> [Entries provided]
_ _ _ _

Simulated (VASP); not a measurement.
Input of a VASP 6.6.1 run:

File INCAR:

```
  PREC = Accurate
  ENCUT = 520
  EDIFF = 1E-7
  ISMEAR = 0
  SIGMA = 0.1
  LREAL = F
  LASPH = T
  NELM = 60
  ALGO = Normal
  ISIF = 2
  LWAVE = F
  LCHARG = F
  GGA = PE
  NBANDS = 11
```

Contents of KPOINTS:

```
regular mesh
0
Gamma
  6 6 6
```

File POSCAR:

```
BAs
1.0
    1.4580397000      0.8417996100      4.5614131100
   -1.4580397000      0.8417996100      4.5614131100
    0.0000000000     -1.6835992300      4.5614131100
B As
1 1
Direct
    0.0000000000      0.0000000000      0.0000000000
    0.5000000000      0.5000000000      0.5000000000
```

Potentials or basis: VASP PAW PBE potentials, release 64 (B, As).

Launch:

_ _ _ _

> [Assignment]
Retype the records above exactly, from their first line through the line that contains "Potentials or basis: VASP", and stop there.

> [Response]
Simulated (VASP); not a measurement.
Input of a VASP 6.6.1 run:

File INCAR:

```
  PREC = Accurate
  ENCUT = 520
  EDIFF = 1E-7
  ISMEAR = 0
  SIGMA = 0.1
  LREAL = F
  LASPH = T
  NELM = 60
  ALGO = Normal
  ISIF = 2
  LWAVE = F
  LCHARG = F
  GGA = PE
  NBANDS = 11
```

Contents of KPOINTS:

```
regular mesh
0
Gamma
  6 6 6
```

File POSCAR:

```
BAs
1.0
    1.4580397000      0.8417996100      4.5614131100
   -1.4580397000      0.8417996100      4.5614131100
    0.0000000000     -1.6835992300      4.5614131100
B As
1 1
Direct
    0.0000000000      0.0000000000      0.0000000000
    0.5000000000      0.5000000000      0.5000000000
```

Potentials or basis: VASP PAW PBE potentials, release 64 (B, As).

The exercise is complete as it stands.